■ Input data ■
---+---

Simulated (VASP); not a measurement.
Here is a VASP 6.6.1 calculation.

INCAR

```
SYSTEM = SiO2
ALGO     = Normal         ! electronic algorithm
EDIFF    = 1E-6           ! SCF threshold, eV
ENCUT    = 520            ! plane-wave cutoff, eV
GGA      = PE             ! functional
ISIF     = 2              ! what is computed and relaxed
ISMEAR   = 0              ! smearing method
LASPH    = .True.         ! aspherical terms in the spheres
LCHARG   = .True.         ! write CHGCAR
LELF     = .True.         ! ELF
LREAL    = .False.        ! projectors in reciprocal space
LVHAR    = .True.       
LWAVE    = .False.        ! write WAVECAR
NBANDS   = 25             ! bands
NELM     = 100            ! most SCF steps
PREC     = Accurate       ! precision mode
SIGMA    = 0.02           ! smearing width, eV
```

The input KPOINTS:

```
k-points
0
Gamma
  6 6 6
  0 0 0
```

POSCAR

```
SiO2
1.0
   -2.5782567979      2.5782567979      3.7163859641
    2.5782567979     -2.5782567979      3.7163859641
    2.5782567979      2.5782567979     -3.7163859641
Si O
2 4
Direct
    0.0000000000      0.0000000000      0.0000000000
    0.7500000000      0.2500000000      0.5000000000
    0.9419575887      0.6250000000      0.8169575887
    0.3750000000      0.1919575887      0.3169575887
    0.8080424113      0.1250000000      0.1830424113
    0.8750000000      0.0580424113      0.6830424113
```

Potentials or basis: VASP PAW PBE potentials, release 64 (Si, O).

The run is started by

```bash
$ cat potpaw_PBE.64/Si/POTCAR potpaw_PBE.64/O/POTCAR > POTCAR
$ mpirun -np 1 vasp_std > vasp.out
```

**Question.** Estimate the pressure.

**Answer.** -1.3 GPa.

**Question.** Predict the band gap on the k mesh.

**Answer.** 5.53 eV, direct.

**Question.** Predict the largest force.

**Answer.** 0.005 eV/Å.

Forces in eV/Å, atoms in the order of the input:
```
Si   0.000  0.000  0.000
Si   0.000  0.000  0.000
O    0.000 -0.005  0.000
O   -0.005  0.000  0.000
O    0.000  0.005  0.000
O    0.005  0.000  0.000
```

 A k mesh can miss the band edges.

---+---

■ Work instruction ■
What you output must match the lines from the beginning of the material through the line with "5.53 eV, direct." exactly, both ends included.

■ Response box ■
Simulated (VASP); not a measurement.
Here is a VASP 6.6.1 calculation.

INCAR

```
SYSTEM = SiO2
ALGO     = Normal         ! electronic algorithm
EDIFF    = 1E-6           ! SCF threshold, eV
ENCUT    = 520            ! plane-wave cutoff, eV
GGA      = PE             ! functional
ISIF     = 2              ! what is computed and relaxed
ISMEAR   = 0              ! smearing method
LASPH    = .True.         ! aspherical terms in the spheres
LCHARG   = .True.         ! write CHGCAR
LELF     = .True.         ! ELF
LREAL    = .False.        ! projectors in reciprocal space
LVHAR    = .True.       
LWAVE    = .False.        ! write WAVECAR
NBANDS   = 25             ! bands
NELM     = 100            ! most SCF steps
PREC     = Accurate       ! precision mode
SIGMA    = 0.02           ! smearing width, eV
```

The input KPOINTS:

```
k-points
0
Gamma
  6 6 6
  0 0 0
```

POSCAR

```
SiO2
1.0
   -2.5782567979      2.5782567979      3.7163859641
    2.5782567979     -2.5782567979      3.7163859641
    2.5782567979      2.5782567979     -3.7163859641
Si O
2 4
Direct
    0.0000000000      0.0000000000      0.0000000000
    0.7500000000      0.2500000000      0.5000000000
    0.9419575887      0.6250000000      0.8169575887
    0.3750000000      0.1919575887      0.3169575887
    0.8080424113      0.1250000000      0.1830424113
    0.8750000000      0.0580424113      0.6830424113
```

Potentials or basis: VASP PAW PBE potentials, release 64 (Si, O).

The run is started by

```bash
$ cat potpaw_PBE.64/Si/POTCAR potpaw_PBE.64/O/POTCAR > POTCAR
$ mpirun -np 1 vasp_std > vasp.out
```

**Question.** Estimate the pressure.

**Answer.** -1.3 GPa.

**Question.** Predict the band gap on the k mesh.

**Answer.** 5.53 eV, direct.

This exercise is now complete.